▶ [Activity]: Nothing but an exact reprint of the records is to be returned.

▶ [Material supplied]:
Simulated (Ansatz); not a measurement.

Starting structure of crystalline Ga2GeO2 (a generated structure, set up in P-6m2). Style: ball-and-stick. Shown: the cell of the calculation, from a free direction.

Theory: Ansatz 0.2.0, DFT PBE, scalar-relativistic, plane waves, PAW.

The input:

▶ [Worked solution]:
Simulated (Ansatz); not a measurement.

Starting structure of crystalline Ga2GeO2 (a generated structure, set up in P-6m2). Style: ball-and-stick. Shown: the cell of the calculation, from a free direction.

Theory: Ansatz 0.2.0, DFT PBE, scalar-relativistic, plane waves, PAW.

The input:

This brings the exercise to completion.